● **REQUIREMENT**
Output all of the entries exactly as written.

● **SOURCE MATERIAL**
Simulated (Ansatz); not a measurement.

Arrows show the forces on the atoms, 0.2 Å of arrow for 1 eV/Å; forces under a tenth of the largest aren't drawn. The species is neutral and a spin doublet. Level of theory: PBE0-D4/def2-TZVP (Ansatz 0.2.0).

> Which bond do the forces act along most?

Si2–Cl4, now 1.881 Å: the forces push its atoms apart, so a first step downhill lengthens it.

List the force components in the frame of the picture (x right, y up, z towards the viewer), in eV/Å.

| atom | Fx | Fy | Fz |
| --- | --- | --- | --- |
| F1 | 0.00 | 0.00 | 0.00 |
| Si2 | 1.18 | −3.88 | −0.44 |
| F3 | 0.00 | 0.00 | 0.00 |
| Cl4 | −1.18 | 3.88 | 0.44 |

● **WRITTEN REPLY**
Simulated (Ansatz); not a measurement.

Arrows show the forces on the atoms, 0.2 Å of arrow for 1 eV/Å; forces under a tenth of the largest aren't drawn. The species is neutral and a spin doublet. Level of theory: PBE0-D4/def2-TZVP (Ansatz 0.2.0).

> Which bond do the forces act along most?

Si2–Cl4, now 1.881 Å: the forces push its atoms apart, so a first step downhill lengthens it.

List the force components in the frame of the picture (x right, y up, z towards the viewer), in eV/Å.

| atom | Fx | Fy | Fz |
| --- | --- | --- | --- |
| F1 | 0.00 | 0.00 | 0.00 |
| Si2 | 1.18 | −3.88 | −0.44 |
| F3 | 0.00 | 0.00 | 0.00 |
| Cl4 | −1.18 | 3.88 | 0.44 |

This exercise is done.